## Work task:
Line by line, reproduce the records exactly.

════════════════
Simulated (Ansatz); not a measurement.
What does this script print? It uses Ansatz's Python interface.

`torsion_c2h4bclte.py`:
════════════════

## Exercise response:
Simulated (Ansatz); not a measurement.
What does this script print? It uses Ansatz's Python interface.

`torsion_c2h4bclte.py`:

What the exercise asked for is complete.